Work order => Every line from the beginning of the data through the line containing "Q: How do energy, volume" should be reproduced exactly, and no further lines should be output.

Input data =>
::::::::::
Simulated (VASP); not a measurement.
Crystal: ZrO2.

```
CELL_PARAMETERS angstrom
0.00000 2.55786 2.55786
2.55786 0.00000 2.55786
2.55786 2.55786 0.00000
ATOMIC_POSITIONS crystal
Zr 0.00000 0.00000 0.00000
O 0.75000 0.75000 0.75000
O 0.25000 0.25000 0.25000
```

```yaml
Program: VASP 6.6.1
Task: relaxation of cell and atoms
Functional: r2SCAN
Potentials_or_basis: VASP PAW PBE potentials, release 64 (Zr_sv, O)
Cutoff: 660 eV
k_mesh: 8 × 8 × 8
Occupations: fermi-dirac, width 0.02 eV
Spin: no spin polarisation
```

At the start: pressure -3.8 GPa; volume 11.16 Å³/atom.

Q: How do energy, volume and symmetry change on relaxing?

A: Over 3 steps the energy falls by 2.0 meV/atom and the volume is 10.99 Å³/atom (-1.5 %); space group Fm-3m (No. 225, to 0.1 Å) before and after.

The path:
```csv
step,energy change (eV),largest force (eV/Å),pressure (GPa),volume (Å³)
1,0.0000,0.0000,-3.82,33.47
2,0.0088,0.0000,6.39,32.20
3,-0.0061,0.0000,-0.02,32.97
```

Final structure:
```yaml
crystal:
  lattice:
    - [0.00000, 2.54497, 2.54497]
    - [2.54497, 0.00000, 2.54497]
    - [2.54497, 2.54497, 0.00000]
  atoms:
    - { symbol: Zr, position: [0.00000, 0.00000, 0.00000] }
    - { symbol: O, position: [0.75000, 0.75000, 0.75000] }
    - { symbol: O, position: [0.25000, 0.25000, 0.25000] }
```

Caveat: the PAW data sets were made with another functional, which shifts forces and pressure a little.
::::::::::

Response =>
Simulated (VASP); not a measurement.
Crystal: ZrO2.

```
CELL_PARAMETERS angstrom
0.00000 2.55786 2.55786
2.55786 0.00000 2.55786
2.55786 2.55786 0.00000
ATOMIC_POSITIONS crystal
Zr 0.00000 0.00000 0.00000
O 0.75000 0.75000 0.75000
O 0.25000 0.25000 0.25000
```

```yaml
Program: VASP 6.6.1
Task: relaxation of cell and atoms
Functional: r2SCAN
Potentials_or_basis: VASP PAW PBE potentials, release 64 (Zr_sv, O)
Cutoff: 660 eV
k_mesh: 8 × 8 × 8
Occupations: fermi-dirac, width 0.02 eV
Spin: no spin polarisation
```

At the start: pressure -3.8 GPa; volume 11.16 Å³/atom.

Q: How do energy, volume and symmetry change on relaxing?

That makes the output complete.